§ **Work order**:
Retype, word for word, every line from the one holding "Hardware: 1 thread" through the one holding "of this run." in the entries below, both included, and only those lines.

§ **Extracted entries**:
+===+

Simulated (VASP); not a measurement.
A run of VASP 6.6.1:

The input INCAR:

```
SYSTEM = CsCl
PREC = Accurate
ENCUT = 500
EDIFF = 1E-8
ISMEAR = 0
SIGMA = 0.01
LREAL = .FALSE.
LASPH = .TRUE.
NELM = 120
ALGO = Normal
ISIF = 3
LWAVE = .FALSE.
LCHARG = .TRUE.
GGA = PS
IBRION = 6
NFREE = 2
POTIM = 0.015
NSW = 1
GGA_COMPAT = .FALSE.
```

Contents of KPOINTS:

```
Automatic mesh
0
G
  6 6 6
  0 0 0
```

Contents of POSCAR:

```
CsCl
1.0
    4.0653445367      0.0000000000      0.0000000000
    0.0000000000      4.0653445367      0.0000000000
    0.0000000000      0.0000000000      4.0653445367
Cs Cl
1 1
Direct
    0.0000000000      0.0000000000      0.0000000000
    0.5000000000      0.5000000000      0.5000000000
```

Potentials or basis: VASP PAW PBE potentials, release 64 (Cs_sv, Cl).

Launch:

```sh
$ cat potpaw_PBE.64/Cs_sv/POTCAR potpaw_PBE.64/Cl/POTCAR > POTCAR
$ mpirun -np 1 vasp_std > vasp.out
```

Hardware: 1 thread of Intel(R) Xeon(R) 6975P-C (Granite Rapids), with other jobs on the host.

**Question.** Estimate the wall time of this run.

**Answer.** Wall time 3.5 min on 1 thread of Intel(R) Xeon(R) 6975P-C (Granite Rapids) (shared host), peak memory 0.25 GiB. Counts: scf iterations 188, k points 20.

+===+

§ **Task answer**:
Hardware: 1 thread of Intel(R) Xeon(R) 6975P-C (Granite Rapids), with other jobs on the host.

**Question.** Estimate the wall time of this run.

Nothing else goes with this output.